Supplied information:
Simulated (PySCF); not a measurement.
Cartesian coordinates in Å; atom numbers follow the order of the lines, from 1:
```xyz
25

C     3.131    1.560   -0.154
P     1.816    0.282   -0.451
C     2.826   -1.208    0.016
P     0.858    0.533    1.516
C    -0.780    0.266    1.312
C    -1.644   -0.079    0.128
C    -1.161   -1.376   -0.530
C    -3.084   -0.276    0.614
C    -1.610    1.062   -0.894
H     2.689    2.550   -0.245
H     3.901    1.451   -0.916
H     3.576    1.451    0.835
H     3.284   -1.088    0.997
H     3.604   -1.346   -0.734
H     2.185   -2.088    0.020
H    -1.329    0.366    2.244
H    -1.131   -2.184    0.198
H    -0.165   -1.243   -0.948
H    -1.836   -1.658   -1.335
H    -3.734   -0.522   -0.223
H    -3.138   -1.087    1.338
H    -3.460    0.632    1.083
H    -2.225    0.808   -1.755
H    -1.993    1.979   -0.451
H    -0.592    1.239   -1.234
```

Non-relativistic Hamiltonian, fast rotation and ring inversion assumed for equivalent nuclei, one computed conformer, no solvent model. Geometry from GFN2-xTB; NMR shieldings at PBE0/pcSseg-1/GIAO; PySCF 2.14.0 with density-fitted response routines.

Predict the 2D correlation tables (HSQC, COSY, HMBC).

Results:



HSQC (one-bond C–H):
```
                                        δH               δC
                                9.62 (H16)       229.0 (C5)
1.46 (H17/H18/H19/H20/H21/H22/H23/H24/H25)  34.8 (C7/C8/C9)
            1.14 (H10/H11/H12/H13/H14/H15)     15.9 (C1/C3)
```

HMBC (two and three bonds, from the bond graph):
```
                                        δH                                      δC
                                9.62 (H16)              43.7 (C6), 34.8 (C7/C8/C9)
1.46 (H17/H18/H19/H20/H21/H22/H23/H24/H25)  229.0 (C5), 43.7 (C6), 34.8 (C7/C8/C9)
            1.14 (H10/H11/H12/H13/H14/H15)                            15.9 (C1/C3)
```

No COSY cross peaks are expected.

Required action:
Extract the lines above, from the first one through the one containing "Non-relativistic Hamiltonian, fast", and return only those, unchanged.

Response box:
Simulated (PySCF); not a measurement.
Cartesian coordinates in Å; atom numbers follow the order of the lines, from 1:
```xyz
25

C     3.131    1.560   -0.154
P     1.816    0.282   -0.451
C     2.826   -1.208    0.016
P     0.858    0.533    1.516
C    -0.780    0.266    1.312
C    -1.644   -0.079    0.128
C    -1.161   -1.376   -0.530
C    -3.084   -0.276    0.614
C    -1.610    1.062   -0.894
H     2.689    2.550   -0.245
H     3.901    1.451   -0.916
H     3.576    1.451    0.835
H     3.284   -1.088    0.997
H     3.604   -1.346   -0.734
H     2.185   -2.088    0.020
H    -1.329    0.366    2.244
H    -1.131   -2.184    0.198
H    -0.165   -1.243   -0.948
H    -1.836   -1.658   -1.335
H    -3.734   -0.522   -0.223
H    -3.138   -1.087    1.338
H    -3.460    0.632    1.083
H    -2.225    0.808   -1.755
H    -1.993    1.979   -0.451
H    -0.592    1.239   -1.234
```

Non-relativistic Hamiltonian, fast rotation and ring inversion assumed for equivalent nuclei, one computed conformer, no solvent model. Geometry from GFN2-xTB; NMR shieldings at PBE0/pcSseg-1/GIAO; PySCF 2.14.0 with density-fitted response routines.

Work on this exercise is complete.